* [TASK ITEM] Output, exactly and in full, the entries that appear below.

*** Opening of RECORD EXTRACTS ***

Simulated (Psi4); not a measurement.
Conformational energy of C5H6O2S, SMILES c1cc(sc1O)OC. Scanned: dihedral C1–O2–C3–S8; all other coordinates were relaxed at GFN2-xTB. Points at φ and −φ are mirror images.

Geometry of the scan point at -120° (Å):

*** Close of RECORD EXTRACTS ***

* [RESPONSE AREA]
Simulated (Psi4); not a measurement.
Conformational energy of C5H6O2S, SMILES c1cc(sc1O)OC. Scanned: dihedral C1–O2–C3–S8; all other coordinates were relaxed at GFN2-xTB. Points at φ and −φ are mirror images.

Geometry of the scan point at -120° (Å):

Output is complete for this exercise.